↓↓↓

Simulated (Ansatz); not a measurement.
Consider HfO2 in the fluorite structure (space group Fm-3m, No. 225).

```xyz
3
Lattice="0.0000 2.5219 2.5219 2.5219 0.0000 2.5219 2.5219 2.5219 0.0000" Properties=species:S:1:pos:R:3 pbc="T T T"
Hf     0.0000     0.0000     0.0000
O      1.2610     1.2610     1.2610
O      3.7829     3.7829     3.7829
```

↑↑↑

→ **ACTION ITEM**:
Output each line of the data exactly as it stands above.

→ **TASK RESULT**:
Simulated (Ansatz); not a measurement.
Consider HfO2 in the fluorite structure (space group Fm-3m, No. 225).

```xyz
3
Lattice="0.0000 2.5219 2.5219 2.5219 0.0000 2.5219 2.5219 2.5219 0.0000" Properties=species:S:1:pos:R:3 pbc="T T T"
Hf     0.0000     0.0000     0.0000
O      1.2610     1.2610     1.2610
O      3.7829     3.7829     3.7829
```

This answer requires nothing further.